□ □ □ □ □ □ □

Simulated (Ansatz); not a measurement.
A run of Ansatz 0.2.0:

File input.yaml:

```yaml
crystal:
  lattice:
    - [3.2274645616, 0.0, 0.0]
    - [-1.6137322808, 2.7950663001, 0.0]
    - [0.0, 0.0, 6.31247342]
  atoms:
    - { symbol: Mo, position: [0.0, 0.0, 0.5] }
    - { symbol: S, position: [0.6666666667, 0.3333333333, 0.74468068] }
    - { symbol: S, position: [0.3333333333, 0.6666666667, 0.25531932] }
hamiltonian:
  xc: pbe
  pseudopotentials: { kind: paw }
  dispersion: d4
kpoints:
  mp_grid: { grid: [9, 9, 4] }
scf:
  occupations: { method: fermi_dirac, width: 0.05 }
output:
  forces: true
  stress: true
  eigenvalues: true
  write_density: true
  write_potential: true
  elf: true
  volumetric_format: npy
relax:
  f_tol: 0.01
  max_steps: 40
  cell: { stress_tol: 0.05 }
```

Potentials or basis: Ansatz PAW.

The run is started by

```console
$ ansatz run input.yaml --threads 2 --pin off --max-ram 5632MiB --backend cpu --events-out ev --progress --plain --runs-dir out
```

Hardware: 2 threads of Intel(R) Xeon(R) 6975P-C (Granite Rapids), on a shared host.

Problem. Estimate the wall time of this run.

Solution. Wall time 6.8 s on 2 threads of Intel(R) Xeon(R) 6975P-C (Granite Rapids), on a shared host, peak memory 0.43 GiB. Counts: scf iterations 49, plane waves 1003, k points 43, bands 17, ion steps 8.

□ □ □ □ □ □ □

*ASSIGNED TASK*
Once the line containing "Problem. Estimate the wall time of this run." has been set down, nothing more is wanted; set down each line of the listing above up to it exactly, starting with the first.

*TASK ANSWER*
Simulated (Ansatz); not a measurement.
A run of Ansatz 0.2.0:

File input.yaml:

```yaml
crystal:
  lattice:
    - [3.2274645616, 0.0, 0.0]
    - [-1.6137322808, 2.7950663001, 0.0]
    - [0.0, 0.0, 6.31247342]
  atoms:
    - { symbol: Mo, position: [0.0, 0.0, 0.5] }
    - { symbol: S, position: [0.6666666667, 0.3333333333, 0.74468068] }
    - { symbol: S, position: [0.3333333333, 0.6666666667, 0.25531932] }
hamiltonian:
  xc: pbe
  pseudopotentials: { kind: paw }
  dispersion: d4
kpoints:
  mp_grid: { grid: [9, 9, 4] }
scf:
  occupations: { method: fermi_dirac, width: 0.05 }
output:
  forces: true
  stress: true
  eigenvalues: true
  write_density: true
  write_potential: true
  elf: true
  volumetric_format: npy
relax:
  f_tol: 0.01
  max_steps: 40
  cell: { stress_tol: 0.05 }
```

Potentials or basis: Ansatz PAW.

The run is started by

```console
$ ansatz run input.yaml --threads 2 --pin off --max-ram 5632MiB --backend cpu --events-out ev --progress --plain --runs-dir out
```

Hardware: 2 threads of Intel(R) Xeon(R) 6975P-C (Granite Rapids), on a shared host.

Problem. Estimate the wall time of this run.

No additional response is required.